ASSIGNED TASK:
Quote every line from the top of the listing down to and including the line that contains "run for W**".

### EXTRACTED MATERIAL

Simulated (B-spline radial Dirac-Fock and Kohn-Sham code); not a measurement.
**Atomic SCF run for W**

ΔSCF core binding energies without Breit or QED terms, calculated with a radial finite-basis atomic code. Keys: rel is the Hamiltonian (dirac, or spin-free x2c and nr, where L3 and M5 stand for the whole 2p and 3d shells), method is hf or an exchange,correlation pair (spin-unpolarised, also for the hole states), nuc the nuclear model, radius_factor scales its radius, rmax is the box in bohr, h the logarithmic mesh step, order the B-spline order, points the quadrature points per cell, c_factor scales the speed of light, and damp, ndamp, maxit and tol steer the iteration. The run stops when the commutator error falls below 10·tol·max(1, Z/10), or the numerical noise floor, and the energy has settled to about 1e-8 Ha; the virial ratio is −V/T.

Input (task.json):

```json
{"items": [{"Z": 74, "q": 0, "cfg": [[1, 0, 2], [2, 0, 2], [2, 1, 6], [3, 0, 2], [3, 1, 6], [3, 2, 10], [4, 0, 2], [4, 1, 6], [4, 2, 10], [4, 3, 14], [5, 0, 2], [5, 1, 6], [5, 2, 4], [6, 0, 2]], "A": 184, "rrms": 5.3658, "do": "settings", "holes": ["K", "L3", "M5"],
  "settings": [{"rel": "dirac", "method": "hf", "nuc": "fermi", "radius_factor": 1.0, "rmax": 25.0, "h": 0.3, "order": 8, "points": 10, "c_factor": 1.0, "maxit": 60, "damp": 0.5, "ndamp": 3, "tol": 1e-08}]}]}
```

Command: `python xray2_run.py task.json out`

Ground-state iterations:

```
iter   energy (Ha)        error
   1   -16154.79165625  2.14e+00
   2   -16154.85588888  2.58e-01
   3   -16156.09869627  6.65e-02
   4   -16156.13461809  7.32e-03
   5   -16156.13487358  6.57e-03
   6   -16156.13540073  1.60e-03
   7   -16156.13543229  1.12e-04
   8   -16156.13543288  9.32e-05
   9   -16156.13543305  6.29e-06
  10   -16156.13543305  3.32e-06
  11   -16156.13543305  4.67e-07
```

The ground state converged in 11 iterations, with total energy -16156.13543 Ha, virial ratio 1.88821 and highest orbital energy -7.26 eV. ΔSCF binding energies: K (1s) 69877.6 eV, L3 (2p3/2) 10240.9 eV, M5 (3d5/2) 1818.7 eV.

######

EXERCISE ANSWER:
Simulated (B-spline radial Dirac-Fock and Kohn-Sham code); not a measurement.
**Atomic SCF run for W**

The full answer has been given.